Information given:
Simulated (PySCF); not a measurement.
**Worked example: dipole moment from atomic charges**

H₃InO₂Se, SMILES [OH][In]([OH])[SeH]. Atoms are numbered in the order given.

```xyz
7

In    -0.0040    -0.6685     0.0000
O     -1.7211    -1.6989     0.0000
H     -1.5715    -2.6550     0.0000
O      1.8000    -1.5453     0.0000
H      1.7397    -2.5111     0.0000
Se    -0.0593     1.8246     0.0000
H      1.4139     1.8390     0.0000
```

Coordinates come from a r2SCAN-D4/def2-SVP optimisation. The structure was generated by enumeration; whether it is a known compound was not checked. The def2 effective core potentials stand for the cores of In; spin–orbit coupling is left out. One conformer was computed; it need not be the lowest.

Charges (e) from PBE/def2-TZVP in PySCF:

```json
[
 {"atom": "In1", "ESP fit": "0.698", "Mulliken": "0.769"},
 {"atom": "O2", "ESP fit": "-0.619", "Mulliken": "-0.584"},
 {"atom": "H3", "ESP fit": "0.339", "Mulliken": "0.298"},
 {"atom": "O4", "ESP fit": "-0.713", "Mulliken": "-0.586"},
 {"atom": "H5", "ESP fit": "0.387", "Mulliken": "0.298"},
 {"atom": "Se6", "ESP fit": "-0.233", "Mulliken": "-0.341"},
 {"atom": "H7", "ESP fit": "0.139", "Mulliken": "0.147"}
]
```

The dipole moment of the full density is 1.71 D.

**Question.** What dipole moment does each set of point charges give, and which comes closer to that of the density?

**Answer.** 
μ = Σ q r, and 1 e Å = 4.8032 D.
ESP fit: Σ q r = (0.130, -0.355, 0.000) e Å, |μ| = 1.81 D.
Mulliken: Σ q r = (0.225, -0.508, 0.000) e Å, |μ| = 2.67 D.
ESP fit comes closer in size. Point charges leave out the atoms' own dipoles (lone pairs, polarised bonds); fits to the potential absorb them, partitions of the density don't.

Exercise:
Looking at the material above, please copy exactly every line from its first line through the line containing "Mulliken: Σ q", with both ends included and nothing else.

Response:
Simulated (PySCF); not a measurement.
**Worked example: dipole moment from atomic charges**

H₃InO₂Se, SMILES [OH][In]([OH])[SeH]. Atoms are numbered in the order given.

```xyz
7

In    -0.0040    -0.6685     0.0000
O     -1.7211    -1.6989     0.0000
H     -1.5715    -2.6550     0.0000
O      1.8000    -1.5453     0.0000
H      1.7397    -2.5111     0.0000
Se    -0.0593     1.8246     0.0000
H      1.4139     1.8390     0.0000
```

Coordinates come from a r2SCAN-D4/def2-SVP optimisation. The structure was generated by enumeration; whether it is a known compound was not checked. The def2 effective core potentials stand for the cores of In; spin–orbit coupling is left out. One conformer was computed; it need not be the lowest.

Charges (e) from PBE/def2-TZVP in PySCF:

```json
[
 {"atom": "In1", "ESP fit": "0.698", "Mulliken": "0.769"},
 {"atom": "O2", "ESP fit": "-0.619", "Mulliken": "-0.584"},
 {"atom": "H3", "ESP fit": "0.339", "Mulliken": "0.298"},
 {"atom": "O4", "ESP fit": "-0.713", "Mulliken": "-0.586"},
 {"atom": "H5", "ESP fit": "0.387", "Mulliken": "0.298"},
 {"atom": "Se6", "ESP fit": "-0.233", "Mulliken": "-0.341"},
 {"atom": "H7", "ESP fit": "0.139", "Mulliken": "0.147"}
]
```

The dipole moment of the full density is 1.71 D.

**Question.** What dipole moment does each set of point charges give, and which comes closer to that of the density?

**Answer.** 
μ = Σ q r, and 1 e Å = 4.8032 D.
ESP fit: Σ q r = (0.130, -0.355, 0.000) e Å, |μ| = 1.81 D.
Mulliken: Σ q r = (0.225, -0.508, 0.000) e Å, |μ| = 2.67 D.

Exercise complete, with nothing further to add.